## [Brief]
What the task requires is each entry, restated exactly.

# # # #
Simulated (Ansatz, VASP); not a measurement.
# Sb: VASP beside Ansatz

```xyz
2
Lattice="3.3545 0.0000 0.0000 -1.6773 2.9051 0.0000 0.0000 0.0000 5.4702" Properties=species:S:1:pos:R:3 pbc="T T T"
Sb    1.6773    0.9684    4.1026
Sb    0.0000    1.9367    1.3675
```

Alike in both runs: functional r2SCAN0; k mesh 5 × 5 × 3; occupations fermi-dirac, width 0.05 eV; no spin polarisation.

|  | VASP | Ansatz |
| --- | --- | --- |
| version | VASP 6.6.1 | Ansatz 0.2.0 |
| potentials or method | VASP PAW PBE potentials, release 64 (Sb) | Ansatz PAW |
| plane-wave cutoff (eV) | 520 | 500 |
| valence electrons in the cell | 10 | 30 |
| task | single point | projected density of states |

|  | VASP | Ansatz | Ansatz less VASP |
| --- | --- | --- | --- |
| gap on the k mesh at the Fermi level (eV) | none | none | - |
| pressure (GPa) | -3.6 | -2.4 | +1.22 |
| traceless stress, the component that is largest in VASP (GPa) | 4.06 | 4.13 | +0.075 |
# # # #

## [Written reply]
Simulated (Ansatz, VASP); not a measurement.
# Sb: VASP beside Ansatz

```xyz
2
Lattice="3.3545 0.0000 0.0000 -1.6773 2.9051 0.0000 0.0000 0.0000 5.4702" Properties=species:S:1:pos:R:3 pbc="T T T"
Sb    1.6773    0.9684    4.1026
Sb    0.0000    1.9367    1.3675
```

Alike in both runs: functional r2SCAN0; k mesh 5 × 5 × 3; occupations fermi-dirac, width 0.05 eV; no spin polarisation.

|  | VASP | Ansatz |
| --- | --- | --- |
| version | VASP 6.6.1 | Ansatz 0.2.0 |
| potentials or method | VASP PAW PBE potentials, release 64 (Sb) | Ansatz PAW |
| plane-wave cutoff (eV) | 520 | 500 |
| valence electrons in the cell | 10 | 30 |
| task | single point | projected density of states |

|  | VASP | Ansatz | Ansatz less VASP |
| --- | --- | --- | --- |
| gap on the k mesh at the Fermi level (eV) | none | none | - |
| pressure (GPa) | -3.6 | -2.4 | +1.22 |
| traceless stress, the component that is largest in VASP (GPa) | 4.06 | 4.13 | +0.075 |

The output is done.